> [Given entries]:
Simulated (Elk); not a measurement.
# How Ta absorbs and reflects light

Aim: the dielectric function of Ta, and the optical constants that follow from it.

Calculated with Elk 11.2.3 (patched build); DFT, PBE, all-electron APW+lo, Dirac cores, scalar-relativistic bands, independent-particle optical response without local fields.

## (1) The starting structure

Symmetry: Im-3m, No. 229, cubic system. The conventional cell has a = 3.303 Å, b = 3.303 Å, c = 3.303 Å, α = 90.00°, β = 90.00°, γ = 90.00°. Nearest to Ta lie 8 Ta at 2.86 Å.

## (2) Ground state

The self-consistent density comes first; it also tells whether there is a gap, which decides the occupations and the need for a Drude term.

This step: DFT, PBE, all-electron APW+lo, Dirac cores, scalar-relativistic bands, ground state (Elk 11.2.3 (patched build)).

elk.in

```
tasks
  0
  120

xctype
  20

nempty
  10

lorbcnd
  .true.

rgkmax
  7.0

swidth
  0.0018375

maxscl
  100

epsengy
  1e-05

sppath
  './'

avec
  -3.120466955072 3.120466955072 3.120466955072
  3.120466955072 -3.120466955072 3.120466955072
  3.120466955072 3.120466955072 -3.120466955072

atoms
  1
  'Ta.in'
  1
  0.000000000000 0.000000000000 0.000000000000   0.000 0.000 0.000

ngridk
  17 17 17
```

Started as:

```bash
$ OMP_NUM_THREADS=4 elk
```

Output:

> [Assigned task]:
Reproduce the records above exactly, from the first line through the line containing "Aim: the dielectric", and output nothing else.

> [Exercise output]:
Simulated (Elk); not a measurement.
# How Ta absorbs and reflects light

Aim: the dielectric function of Ta, and the optical constants that follow from it.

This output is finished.